- Data records:
Start of Block
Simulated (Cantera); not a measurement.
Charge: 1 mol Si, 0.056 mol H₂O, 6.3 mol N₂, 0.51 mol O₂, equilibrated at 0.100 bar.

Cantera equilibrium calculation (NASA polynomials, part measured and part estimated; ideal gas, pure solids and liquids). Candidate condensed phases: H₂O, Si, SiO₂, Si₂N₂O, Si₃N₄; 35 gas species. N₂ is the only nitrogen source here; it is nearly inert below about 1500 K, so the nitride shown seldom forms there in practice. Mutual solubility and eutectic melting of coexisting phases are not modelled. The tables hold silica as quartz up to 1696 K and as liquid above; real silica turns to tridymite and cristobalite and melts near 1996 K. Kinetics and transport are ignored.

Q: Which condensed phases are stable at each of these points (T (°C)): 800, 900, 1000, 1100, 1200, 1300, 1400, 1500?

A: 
End of Block

Working from the records above, write out verbatim only the lines from the line containing "Cantera equilibrium calculation" through the line containing "Q: Which condensed".

- Answer section:
Cantera equilibrium calculation (NASA polynomials, part measured and part estimated; ideal gas, pure solids and liquids). Candidate condensed phases: H₂O, Si, SiO₂, Si₂N₂O, Si₃N₄; 35 gas species. N₂ is the only nitrogen source here; it is nearly inert below about 1500 K, so the nitride shown seldom forms there in practice. Mutual solubility and eutectic melting of coexisting phases are not modelled. The tables hold silica as quartz up to 1696 K and as liquid above; real silica turns to tridymite and cristobalite and melts near 1996 K. Kinetics and transport are ignored.

Q: Which condensed phases are stable at each of these points (T (°C)): 800, 900, 1000, 1100, 1200, 1300, 1400, 1500?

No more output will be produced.